§ **Data for review**

++++++

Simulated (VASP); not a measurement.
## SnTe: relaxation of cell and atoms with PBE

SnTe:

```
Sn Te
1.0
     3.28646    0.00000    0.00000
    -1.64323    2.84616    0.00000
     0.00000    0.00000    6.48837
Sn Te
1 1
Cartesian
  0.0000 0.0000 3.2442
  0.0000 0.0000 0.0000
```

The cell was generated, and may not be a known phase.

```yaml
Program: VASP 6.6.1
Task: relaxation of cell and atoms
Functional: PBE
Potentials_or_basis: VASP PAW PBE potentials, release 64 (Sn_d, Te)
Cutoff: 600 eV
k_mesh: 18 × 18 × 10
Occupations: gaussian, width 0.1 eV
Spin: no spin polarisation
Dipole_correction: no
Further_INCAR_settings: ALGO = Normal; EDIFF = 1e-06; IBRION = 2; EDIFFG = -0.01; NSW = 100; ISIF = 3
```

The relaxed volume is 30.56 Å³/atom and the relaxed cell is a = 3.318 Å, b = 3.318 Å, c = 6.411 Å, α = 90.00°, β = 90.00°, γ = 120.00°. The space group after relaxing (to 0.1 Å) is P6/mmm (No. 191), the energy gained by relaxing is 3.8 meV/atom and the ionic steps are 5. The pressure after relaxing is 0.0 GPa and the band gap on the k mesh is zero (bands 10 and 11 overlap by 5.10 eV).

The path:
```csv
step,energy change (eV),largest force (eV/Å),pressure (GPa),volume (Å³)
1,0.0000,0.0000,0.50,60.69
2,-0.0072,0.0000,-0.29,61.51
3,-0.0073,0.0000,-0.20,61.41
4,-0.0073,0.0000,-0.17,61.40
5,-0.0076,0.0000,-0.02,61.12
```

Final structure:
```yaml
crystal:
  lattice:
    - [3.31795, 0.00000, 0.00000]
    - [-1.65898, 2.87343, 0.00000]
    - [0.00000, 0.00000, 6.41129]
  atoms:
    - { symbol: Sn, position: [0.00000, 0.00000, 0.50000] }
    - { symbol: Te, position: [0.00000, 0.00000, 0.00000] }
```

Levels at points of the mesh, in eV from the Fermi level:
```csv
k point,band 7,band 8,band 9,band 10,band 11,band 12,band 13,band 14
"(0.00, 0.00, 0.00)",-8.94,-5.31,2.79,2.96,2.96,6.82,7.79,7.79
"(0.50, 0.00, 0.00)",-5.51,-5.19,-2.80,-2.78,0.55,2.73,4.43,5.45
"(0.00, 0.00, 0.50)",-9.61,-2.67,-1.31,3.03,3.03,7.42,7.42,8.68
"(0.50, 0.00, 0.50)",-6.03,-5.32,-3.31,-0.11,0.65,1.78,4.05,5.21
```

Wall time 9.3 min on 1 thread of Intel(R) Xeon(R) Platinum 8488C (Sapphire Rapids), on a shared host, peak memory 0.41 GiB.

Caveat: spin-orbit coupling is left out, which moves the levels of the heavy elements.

++++++

§ **Work order**
Please reproduce, exactly as written, the lines of the records from the first line through the one containing "Wall time 9.3".

§ **Task solution**
Simulated (VASP); not a measurement.
## SnTe: relaxation of cell and atoms with PBE

SnTe:

```
Sn Te
1.0
     3.28646    0.00000    0.00000
    -1.64323    2.84616    0.00000
     0.00000    0.00000    6.48837
Sn Te
1 1
Cartesian
  0.0000 0.0000 3.2442
  0.0000 0.0000 0.0000
```

The cell was generated, and may not be a known phase.

```yaml
Program: VASP 6.6.1
Task: relaxation of cell and atoms
Functional: PBE
Potentials_or_basis: VASP PAW PBE potentials, release 64 (Sn_d, Te)
Cutoff: 600 eV
k_mesh: 18 × 18 × 10
Occupations: gaussian, width 0.1 eV
Spin: no spin polarisation
Dipole_correction: no
Further_INCAR_settings: ALGO = Normal; EDIFF = 1e-06; IBRION = 2; EDIFFG = -0.01; NSW = 100; ISIF = 3
```

The relaxed volume is 30.56 Å³/atom and the relaxed cell is a = 3.318 Å, b = 3.318 Å, c = 6.411 Å, α = 90.00°, β = 90.00°, γ = 120.00°. The space group after relaxing (to 0.1 Å) is P6/mmm (No. 191), the energy gained by relaxing is 3.8 meV/atom and the ionic steps are 5. The pressure after relaxing is 0.0 GPa and the band gap on the k mesh is zero (bands 10 and 11 overlap by 5.10 eV).

The path:
```csv
step,energy change (eV),largest force (eV/Å),pressure (GPa),volume (Å³)
1,0.0000,0.0000,0.50,60.69
2,-0.0072,0.0000,-0.29,61.51
3,-0.0073,0.0000,-0.20,61.41
4,-0.0073,0.0000,-0.17,61.40
5,-0.0076,0.0000,-0.02,61.12
```

Final structure:
```yaml
crystal:
  lattice:
    - [3.31795, 0.00000, 0.00000]
    - [-1.65898, 2.87343, 0.00000]
    - [0.00000, 0.00000, 6.41129]
  atoms:
    - { symbol: Sn, position: [0.00000, 0.00000, 0.50000] }
    - { symbol: Te, position: [0.00000, 0.00000, 0.00000] }
```

Levels at points of the mesh, in eV from the Fermi level:
```csv
k point,band 7,band 8,band 9,band 10,band 11,band 12,band 13,band 14
"(0.00, 0.00, 0.00)",-8.94,-5.31,2.79,2.96,2.96,6.82,7.79,7.79
"(0.50, 0.00, 0.00)",-5.51,-5.19,-2.80,-2.78,0.55,2.73,4.43,5.45
"(0.00, 0.00, 0.50)",-9.61,-2.67,-1.31,3.03,3.03,7.42,7.42,8.68
"(0.50, 0.00, 0.50)",-6.03,-5.32,-3.31,-0.11,0.65,1.78,4.05,5.21
```

Wall time 9.3 min on 1 thread of Intel(R) Xeon(R) Platinum 8488C (Sapphire Rapids), on a shared host, peak memory 0.41 GiB.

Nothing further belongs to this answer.